#### Recorded data
··········
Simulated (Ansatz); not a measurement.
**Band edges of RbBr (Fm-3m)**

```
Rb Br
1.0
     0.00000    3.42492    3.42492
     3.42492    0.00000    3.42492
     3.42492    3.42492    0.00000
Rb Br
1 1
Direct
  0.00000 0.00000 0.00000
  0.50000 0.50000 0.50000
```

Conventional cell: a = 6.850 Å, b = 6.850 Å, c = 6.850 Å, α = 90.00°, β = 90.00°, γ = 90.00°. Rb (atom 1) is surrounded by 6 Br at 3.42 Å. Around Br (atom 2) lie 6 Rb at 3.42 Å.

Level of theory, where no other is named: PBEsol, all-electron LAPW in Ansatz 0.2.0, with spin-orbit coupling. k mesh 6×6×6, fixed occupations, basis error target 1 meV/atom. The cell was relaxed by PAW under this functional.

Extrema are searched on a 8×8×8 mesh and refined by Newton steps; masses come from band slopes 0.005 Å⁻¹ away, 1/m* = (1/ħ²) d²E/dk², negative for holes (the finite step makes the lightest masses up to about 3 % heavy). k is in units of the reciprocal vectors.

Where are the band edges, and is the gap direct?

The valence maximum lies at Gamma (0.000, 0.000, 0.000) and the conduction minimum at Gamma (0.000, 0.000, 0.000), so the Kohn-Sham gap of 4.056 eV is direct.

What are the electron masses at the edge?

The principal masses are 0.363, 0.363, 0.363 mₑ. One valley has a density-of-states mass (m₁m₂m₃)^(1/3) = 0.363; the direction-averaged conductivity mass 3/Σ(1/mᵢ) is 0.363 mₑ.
··········

#### Work request
An exact copy of the data is needed, running from its first line through the line that holds "Conventional cell: a", and nothing beyond that.

#### Solution
Simulated (Ansatz); not a measurement.
**Band edges of RbBr (Fm-3m)**

```
Rb Br
1.0
     0.00000    3.42492    3.42492
     3.42492    0.00000    3.42492
     3.42492    3.42492    0.00000
Rb Br
1 1
Direct
  0.00000 0.00000 0.00000
  0.50000 0.50000 0.50000
```

Conventional cell: a = 6.850 Å, b = 6.850 Å, c = 6.850 Å, α = 90.00°, β = 90.00°, γ = 90.00°. Rb (atom 1) is surrounded by 6 Br at 3.42 Å. Around Br (atom 2) lie 6 Rb at 3.42 Å.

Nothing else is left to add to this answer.